SOURCE INFORMATION:
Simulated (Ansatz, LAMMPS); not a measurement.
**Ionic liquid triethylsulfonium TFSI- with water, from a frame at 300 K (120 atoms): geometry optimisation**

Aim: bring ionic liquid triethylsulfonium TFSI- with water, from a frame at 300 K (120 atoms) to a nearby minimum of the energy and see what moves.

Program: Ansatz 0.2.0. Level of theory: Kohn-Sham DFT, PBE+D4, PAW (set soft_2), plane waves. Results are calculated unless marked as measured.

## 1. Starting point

WORK REQUEST:
Send back every record, precisely as written.

WRITTEN ANSWER:
Simulated (Ansatz, LAMMPS); not a measurement.
**Ionic liquid triethylsulfonium TFSI- with water, from a frame at 300 K (120 atoms): geometry optimisation**

Aim: bring ionic liquid triethylsulfonium TFSI- with water, from a frame at 300 K (120 atoms) to a nearby minimum of the energy and see what moves.

Program: Ansatz 0.2.0. Level of theory: Kohn-Sham DFT, PBE+D4, PAW (set soft_2), plane waves. Results are calculated unless marked as measured.

## 1. Starting point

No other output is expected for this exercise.